■ **Listed records**:
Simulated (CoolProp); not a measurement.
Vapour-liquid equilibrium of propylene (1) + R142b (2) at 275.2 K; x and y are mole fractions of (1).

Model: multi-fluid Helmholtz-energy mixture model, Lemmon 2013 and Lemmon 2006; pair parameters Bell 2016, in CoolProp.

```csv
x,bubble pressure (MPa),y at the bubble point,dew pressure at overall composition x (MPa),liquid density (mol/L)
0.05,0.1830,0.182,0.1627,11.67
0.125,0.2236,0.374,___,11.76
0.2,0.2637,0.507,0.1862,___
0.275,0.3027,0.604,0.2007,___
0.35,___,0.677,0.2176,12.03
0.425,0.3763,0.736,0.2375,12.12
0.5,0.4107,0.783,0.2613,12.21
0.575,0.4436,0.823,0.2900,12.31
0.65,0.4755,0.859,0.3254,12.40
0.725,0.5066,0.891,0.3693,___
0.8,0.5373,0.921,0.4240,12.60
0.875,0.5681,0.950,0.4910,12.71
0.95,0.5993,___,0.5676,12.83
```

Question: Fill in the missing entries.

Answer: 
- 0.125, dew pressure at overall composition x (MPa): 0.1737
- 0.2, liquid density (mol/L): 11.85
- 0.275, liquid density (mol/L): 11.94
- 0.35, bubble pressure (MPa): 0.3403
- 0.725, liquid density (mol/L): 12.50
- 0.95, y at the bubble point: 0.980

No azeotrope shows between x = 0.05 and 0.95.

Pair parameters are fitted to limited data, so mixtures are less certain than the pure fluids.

■ **Work item**:
Print the records above verbatim from their first line to the line containing "No azeotrope shows between x = 0.05 and 0.95.", both included, and stop there.

■ **Exercise solution**:
Simulated (CoolProp); not a measurement.
Vapour-liquid equilibrium of propylene (1) + R142b (2) at 275.2 K; x and y are mole fractions of (1).

Model: multi-fluid Helmholtz-energy mixture model, Lemmon 2013 and Lemmon 2006; pair parameters Bell 2016, in CoolProp.

```csv
x,bubble pressure (MPa),y at the bubble point,dew pressure at overall composition x (MPa),liquid density (mol/L)
0.05,0.1830,0.182,0.1627,11.67
0.125,0.2236,0.374,___,11.76
0.2,0.2637,0.507,0.1862,___
0.275,0.3027,0.604,0.2007,___
0.35,___,0.677,0.2176,12.03
0.425,0.3763,0.736,0.2375,12.12
0.5,0.4107,0.783,0.2613,12.21
0.575,0.4436,0.823,0.2900,12.31
0.65,0.4755,0.859,0.3254,12.40
0.725,0.5066,0.891,0.3693,___
0.8,0.5373,0.921,0.4240,12.60
0.875,0.5681,0.950,0.4910,12.71
0.95,0.5993,___,0.5676,12.83
```

Question: Fill in the missing entries.

Answer: 
- 0.125, dew pressure at overall composition x (MPa): 0.1737
- 0.2, liquid density (mol/L): 11.85
- 0.275, liquid density (mol/L): 11.94
- 0.35, bubble pressure (MPa): 0.3403
- 0.725, liquid density (mol/L): 12.50
- 0.95, y at the bubble point: 0.980

No azeotrope shows between x = 0.05 and 0.95.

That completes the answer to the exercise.